* _Action item_: Repeat the entries that follow from start to finish, keeping every character.

*** Opening Entries shown ***
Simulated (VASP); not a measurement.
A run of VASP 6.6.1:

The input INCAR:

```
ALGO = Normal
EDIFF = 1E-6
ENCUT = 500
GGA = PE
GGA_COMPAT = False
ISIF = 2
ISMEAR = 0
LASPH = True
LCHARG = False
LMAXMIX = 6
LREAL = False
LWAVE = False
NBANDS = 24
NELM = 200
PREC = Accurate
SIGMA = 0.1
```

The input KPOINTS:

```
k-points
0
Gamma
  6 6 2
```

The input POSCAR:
*** Closing Entries shown ***

* _Task response_:
Simulated (VASP); not a measurement.
A run of VASP 6.6.1:

The input INCAR:

```
ALGO = Normal
EDIFF = 1E-6
ENCUT = 500
GGA = PE
GGA_COMPAT = False
ISIF = 2
ISMEAR = 0
LASPH = True
LCHARG = False
LMAXMIX = 6
LREAL = False
LWAVE = False
NBANDS = 24
NELM = 200
PREC = Accurate
SIGMA = 0.1
```

The input KPOINTS:

```
k-points
0
Gamma
  6 6 2
```

The input POSCAR:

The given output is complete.